Task item | Word for word, restate the lines of the material below from its first line through the one containing "disk | 0.64 GiB |". Omit the rest.

Exercise data |
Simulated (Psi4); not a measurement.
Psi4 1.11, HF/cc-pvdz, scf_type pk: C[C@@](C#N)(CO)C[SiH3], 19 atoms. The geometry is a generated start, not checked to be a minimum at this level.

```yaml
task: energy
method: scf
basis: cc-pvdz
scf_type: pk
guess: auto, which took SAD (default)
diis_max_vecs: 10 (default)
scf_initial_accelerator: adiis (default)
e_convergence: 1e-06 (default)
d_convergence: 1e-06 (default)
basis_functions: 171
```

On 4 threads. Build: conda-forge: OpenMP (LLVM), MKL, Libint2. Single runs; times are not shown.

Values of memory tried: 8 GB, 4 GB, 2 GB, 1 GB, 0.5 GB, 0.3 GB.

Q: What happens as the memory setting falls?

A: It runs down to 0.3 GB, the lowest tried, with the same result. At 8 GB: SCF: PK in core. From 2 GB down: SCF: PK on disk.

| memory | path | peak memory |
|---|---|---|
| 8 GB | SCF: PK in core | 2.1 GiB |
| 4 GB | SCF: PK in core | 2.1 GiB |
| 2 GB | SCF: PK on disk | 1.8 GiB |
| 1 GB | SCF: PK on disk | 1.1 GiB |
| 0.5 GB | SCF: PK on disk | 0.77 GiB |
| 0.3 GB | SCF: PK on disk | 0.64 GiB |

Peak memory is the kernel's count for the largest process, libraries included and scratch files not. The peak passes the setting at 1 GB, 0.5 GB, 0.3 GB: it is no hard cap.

Written solution |
Simulated (Psi4); not a measurement.
Psi4 1.11, HF/cc-pvdz, scf_type pk: C[C@@](C#N)(CO)C[SiH3], 19 atoms. The geometry is a generated start, not checked to be a minimum at this level.

```yaml
task: energy
method: scf
basis: cc-pvdz
scf_type: pk
guess: auto, which took SAD (default)
diis_max_vecs: 10 (default)
scf_initial_accelerator: adiis (default)
e_convergence: 1e-06 (default)
d_convergence: 1e-06 (default)
basis_functions: 171
```

On 4 threads. Build: conda-forge: OpenMP (LLVM), MKL, Libint2. Single runs; times are not shown.

Values of memory tried: 8 GB, 4 GB, 2 GB, 1 GB, 0.5 GB, 0.3 GB.

Q: What happens as the memory setting falls?

A: It runs down to 0.3 GB, the lowest tried, with the same result. At 8 GB: SCF: PK in core. From 2 GB down: SCF: PK on disk.

| memory | path | peak memory |
|---|---|---|
| 8 GB | SCF: PK in core | 2.1 GiB |
| 4 GB | SCF: PK in core | 2.1 GiB |
| 2 GB | SCF: PK on disk | 1.8 GiB |
| 1 GB | SCF: PK on disk | 1.1 GiB |
| 0.5 GB | SCF: PK on disk | 0.77 GiB |
| 0.3 GB | SCF: PK on disk | 0.64 GiB |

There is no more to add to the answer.